------ Recorded data ------
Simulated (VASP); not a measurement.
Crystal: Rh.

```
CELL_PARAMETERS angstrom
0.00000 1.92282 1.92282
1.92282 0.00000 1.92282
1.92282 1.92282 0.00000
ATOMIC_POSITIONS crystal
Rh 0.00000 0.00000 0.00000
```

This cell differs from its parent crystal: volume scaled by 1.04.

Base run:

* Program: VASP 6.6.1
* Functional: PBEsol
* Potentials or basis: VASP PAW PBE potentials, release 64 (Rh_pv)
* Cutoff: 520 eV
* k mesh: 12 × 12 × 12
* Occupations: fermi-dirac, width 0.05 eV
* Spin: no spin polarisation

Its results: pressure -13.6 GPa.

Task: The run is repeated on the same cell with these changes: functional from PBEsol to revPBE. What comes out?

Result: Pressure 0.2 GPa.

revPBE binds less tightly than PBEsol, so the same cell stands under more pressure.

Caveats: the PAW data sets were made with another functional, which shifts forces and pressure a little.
------

**Assignment**
Only the lines from the start of the material through the line containing "Result: Pressure 0.2 GPa." belong in the answer, each copied exactly.

**Answer area**
Simulated (VASP); not a measurement.
Crystal: Rh.

```
CELL_PARAMETERS angstrom
0.00000 1.92282 1.92282
1.92282 0.00000 1.92282
1.92282 1.92282 0.00000
ATOMIC_POSITIONS crystal
Rh 0.00000 0.00000 0.00000
```

This cell differs from its parent crystal: volume scaled by 1.04.

Base run:

* Program: VASP 6.6.1
* Functional: PBEsol
* Potentials or basis: VASP PAW PBE potentials, release 64 (Rh_pv)
* Cutoff: 520 eV
* k mesh: 12 × 12 × 12
* Occupations: fermi-dirac, width 0.05 eV
* Spin: no spin polarisation

Its results: pressure -13.6 GPa.

Task: The run is repeated on the same cell with these changes: functional from PBEsol to revPBE. What comes out?

Result: Pressure 0.2 GPa.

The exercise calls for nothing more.